WORK ORDER |
Please write out all of the records below exactly as they appear.

EXTRACTED RECORDS |
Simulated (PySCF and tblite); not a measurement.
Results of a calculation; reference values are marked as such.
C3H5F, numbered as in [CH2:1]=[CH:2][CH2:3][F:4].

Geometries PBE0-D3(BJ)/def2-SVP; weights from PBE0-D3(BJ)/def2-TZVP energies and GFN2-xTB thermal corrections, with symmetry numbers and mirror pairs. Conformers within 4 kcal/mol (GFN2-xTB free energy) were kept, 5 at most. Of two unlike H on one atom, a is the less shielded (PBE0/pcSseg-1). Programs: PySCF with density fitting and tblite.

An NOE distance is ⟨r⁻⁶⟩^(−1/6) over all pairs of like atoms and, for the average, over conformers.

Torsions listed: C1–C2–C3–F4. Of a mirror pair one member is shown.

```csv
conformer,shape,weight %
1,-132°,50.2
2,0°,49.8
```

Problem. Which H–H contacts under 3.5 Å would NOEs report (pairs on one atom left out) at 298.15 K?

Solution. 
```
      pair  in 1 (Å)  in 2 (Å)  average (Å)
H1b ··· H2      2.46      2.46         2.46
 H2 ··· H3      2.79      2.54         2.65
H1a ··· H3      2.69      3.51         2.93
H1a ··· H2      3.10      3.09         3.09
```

WRITTEN REPLY |
Simulated (PySCF and tblite); not a measurement.
Results of a calculation; reference values are marked as such.
C3H5F, numbered as in [CH2:1]=[CH:2][CH2:3][F:4].

Geometries PBE0-D3(BJ)/def2-SVP; weights from PBE0-D3(BJ)/def2-TZVP energies and GFN2-xTB thermal corrections, with symmetry numbers and mirror pairs. Conformers within 4 kcal/mol (GFN2-xTB free energy) were kept, 5 at most. Of two unlike H on one atom, a is the less shielded (PBE0/pcSseg-1). Programs: PySCF with density fitting and tblite.

An NOE distance is ⟨r⁻⁶⟩^(−1/6) over all pairs of like atoms and, for the average, over conformers.

Torsions listed: C1–C2–C3–F4. Of a mirror pair one member is shown.

```csv
conformer,shape,weight %
1,-132°,50.2
2,0°,49.8
```

Problem. Which H–H contacts under 3.5 Å would NOEs report (pairs on one atom left out) at 298.15 K?

Solution. 
```
      pair  in 1 (Å)  in 2 (Å)  average (Å)
H1b ··· H2      2.46      2.46         2.46
 H2 ··· H3      2.79      2.54         2.65
H1a ··· H3      2.69      3.51         2.93
H1a ··· H2      3.10      3.09         3.09
```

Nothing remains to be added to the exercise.